* _Work request_: Without omitting anything, retype the data that follows.

* _Data records_:
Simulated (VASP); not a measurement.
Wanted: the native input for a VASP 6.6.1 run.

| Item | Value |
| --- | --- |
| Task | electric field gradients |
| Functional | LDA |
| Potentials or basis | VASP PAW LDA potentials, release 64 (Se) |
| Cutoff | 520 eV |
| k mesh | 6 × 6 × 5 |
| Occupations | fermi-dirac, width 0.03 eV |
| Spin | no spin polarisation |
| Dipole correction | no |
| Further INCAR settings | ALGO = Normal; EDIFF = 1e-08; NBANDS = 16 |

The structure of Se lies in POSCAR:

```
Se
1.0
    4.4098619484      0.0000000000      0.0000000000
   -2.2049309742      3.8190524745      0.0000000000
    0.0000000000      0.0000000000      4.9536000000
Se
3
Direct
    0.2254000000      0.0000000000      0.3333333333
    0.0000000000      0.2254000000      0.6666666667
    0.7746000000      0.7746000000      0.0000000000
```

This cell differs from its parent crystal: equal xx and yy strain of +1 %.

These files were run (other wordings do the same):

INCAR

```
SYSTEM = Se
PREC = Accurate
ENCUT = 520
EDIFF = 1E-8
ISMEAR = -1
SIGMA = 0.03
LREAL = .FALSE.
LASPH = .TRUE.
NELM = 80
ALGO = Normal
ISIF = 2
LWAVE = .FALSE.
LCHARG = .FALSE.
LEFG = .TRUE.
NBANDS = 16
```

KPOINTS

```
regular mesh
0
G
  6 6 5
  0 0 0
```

* _Result_:
Simulated (VASP); not a measurement.
Wanted: the native input for a VASP 6.6.1 run.

| Item | Value |
| --- | --- |
| Task | electric field gradients |
| Functional | LDA |
| Potentials or basis | VASP PAW LDA potentials, release 64 (Se) |
| Cutoff | 520 eV |
| k mesh | 6 × 6 × 5 |
| Occupations | fermi-dirac, width 0.03 eV |
| Spin | no spin polarisation |
| Dipole correction | no |
| Further INCAR settings | ALGO = Normal; EDIFF = 1e-08; NBANDS = 16 |

The structure of Se lies in POSCAR:

```
Se
1.0
    4.4098619484      0.0000000000      0.0000000000
   -2.2049309742      3.8190524745      0.0000000000
    0.0000000000      0.0000000000      4.9536000000
Se
3
Direct
    0.2254000000      0.0000000000      0.3333333333
    0.0000000000      0.2254000000      0.6666666667
    0.7746000000      0.7746000000      0.0000000000
```

This cell differs from its parent crystal: equal xx and yy strain of +1 %.

These files were run (other wordings do the same):

INCAR

```
SYSTEM = Se
PREC = Accurate
ENCUT = 520
EDIFF = 1E-8
ISMEAR = -1
SIGMA = 0.03
LREAL = .FALSE.
LASPH = .TRUE.
NELM = 80
ALGO = Normal
ISIF = 2
LWAVE = .FALSE.
LCHARG = .FALSE.
LEFG = .TRUE.
NBANDS = 16
```

KPOINTS

```
regular mesh
0
G
  6 6 5
  0 0 0
```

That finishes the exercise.